Entries supplied →
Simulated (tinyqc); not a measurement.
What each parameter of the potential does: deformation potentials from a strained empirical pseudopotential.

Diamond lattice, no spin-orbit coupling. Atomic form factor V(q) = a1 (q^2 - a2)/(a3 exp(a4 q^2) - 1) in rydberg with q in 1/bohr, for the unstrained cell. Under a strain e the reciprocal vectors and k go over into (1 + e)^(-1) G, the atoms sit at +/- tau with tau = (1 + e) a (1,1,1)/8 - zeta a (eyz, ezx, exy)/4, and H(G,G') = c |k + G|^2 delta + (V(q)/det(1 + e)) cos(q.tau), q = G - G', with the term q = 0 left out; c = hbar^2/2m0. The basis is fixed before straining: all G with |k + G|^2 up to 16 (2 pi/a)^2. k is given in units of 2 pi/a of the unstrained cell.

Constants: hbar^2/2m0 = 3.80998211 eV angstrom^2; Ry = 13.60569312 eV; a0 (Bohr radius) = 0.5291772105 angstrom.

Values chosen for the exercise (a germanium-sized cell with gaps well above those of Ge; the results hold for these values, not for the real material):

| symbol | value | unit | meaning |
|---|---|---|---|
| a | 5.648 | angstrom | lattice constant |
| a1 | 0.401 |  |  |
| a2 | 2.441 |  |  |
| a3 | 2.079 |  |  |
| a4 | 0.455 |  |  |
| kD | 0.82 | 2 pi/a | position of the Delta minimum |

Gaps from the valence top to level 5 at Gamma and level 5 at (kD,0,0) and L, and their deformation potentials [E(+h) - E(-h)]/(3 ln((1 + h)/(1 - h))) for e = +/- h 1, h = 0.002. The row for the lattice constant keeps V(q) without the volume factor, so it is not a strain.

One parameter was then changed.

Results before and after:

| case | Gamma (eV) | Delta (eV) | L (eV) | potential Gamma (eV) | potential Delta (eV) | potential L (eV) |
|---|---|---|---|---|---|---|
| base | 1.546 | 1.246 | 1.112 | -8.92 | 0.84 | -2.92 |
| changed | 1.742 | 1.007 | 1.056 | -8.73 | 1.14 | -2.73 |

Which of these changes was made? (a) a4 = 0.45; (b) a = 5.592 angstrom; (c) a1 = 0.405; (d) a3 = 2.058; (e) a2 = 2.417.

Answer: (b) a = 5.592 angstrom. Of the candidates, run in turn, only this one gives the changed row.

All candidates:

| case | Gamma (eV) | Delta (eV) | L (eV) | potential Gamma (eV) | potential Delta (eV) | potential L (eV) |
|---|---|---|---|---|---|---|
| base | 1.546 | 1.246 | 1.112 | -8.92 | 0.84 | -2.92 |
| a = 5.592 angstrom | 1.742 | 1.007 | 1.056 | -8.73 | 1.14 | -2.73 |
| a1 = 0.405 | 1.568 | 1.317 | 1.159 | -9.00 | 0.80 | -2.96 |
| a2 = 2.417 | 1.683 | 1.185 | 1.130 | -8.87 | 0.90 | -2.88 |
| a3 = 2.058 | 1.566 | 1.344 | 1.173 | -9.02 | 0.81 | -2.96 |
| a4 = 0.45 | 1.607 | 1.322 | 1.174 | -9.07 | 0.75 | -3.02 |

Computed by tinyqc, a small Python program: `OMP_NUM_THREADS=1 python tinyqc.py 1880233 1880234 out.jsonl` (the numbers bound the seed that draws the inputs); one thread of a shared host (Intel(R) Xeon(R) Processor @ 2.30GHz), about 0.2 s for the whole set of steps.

Action item → An exact transcription of the lines from the start of the listing through the line bearing "lattice constant |" is the whole answer.

Your response →
Simulated (tinyqc); not a measurement.
What each parameter of the potential does: deformation potentials from a strained empirical pseudopotential.

Diamond lattice, no spin-orbit coupling. Atomic form factor V(q) = a1 (q^2 - a2)/(a3 exp(a4 q^2) - 1) in rydberg with q in 1/bohr, for the unstrained cell. Under a strain e the reciprocal vectors and k go over into (1 + e)^(-1) G, the atoms sit at +/- tau with tau = (1 + e) a (1,1,1)/8 - zeta a (eyz, ezx, exy)/4, and H(G,G') = c |k + G|^2 delta + (V(q)/det(1 + e)) cos(q.tau), q = G - G', with the term q = 0 left out; c = hbar^2/2m0. The basis is fixed before straining: all G with |k + G|^2 up to 16 (2 pi/a)^2. k is given in units of 2 pi/a of the unstrained cell.

Constants: hbar^2/2m0 = 3.80998211 eV angstrom^2; Ry = 13.60569312 eV; a0 (Bohr radius) = 0.5291772105 angstrom.

Values chosen for the exercise (a germanium-sized cell with gaps well above those of Ge; the results hold for these values, not for the real material):

| symbol | value | unit | meaning |
|---|---|---|---|
| a | 5.648 | angstrom | lattice constant |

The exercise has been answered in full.